### Brief
Output every line from the beginning of the records through the line that contains "The usual rule", exactly as it appears.

(Beginning of Dataset extract)

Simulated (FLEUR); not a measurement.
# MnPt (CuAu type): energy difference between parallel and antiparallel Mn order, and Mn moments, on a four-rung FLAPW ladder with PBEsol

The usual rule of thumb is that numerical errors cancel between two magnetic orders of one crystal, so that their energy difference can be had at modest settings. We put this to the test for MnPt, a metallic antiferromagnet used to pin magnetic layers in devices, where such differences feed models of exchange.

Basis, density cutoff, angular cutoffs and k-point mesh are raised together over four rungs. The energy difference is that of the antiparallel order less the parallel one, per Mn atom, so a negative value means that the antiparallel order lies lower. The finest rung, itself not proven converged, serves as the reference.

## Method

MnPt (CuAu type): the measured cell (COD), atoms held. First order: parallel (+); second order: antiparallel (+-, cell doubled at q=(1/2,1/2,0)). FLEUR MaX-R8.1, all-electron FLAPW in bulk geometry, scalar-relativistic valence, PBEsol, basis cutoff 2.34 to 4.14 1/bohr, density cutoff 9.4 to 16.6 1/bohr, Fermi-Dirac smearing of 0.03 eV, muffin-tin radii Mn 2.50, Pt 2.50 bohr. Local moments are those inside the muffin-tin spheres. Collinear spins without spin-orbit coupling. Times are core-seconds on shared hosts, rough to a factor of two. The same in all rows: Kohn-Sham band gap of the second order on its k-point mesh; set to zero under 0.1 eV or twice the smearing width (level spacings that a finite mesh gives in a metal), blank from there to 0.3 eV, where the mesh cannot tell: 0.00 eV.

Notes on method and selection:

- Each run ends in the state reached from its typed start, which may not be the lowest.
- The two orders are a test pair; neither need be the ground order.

(End of Dataset extract)

### Answer space
Simulated (FLEUR); not a measurement.
# MnPt (CuAu type): energy difference between parallel and antiparallel Mn order, and Mn moments, on a four-rung FLAPW ladder with PBEsol

The usual rule of thumb is that numerical errors cancel between two magnetic orders of one crystal, so that their energy difference can be had at modest settings. We put this to the test for MnPt, a metallic antiferromagnet used to pin magnetic layers in devices, where such differences feed models of exchange.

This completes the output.